_REQUIREMENT_. Start with the first line of the records below. Output each line exactly, ending with the one that contains "### Question".

_SUPPLIED ENTRIES_.
——

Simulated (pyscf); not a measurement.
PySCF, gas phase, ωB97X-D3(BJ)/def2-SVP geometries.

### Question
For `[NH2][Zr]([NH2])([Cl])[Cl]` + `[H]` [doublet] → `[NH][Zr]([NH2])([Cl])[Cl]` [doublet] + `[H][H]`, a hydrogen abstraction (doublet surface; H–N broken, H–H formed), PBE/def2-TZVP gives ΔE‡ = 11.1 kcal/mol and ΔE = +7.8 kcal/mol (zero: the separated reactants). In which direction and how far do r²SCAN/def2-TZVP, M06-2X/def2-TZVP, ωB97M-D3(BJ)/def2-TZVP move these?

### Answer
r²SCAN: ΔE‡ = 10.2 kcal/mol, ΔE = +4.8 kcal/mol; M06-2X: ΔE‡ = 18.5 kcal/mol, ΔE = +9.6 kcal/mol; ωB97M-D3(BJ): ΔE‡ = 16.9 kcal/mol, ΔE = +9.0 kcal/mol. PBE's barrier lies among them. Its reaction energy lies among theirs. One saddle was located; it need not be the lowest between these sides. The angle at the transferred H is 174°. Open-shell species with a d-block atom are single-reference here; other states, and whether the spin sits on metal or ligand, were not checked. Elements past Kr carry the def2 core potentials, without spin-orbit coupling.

——

_YOUR RESPONSE_.
Simulated (pyscf); not a measurement.
PySCF, gas phase, ωB97X-D3(BJ)/def2-SVP geometries.

### Question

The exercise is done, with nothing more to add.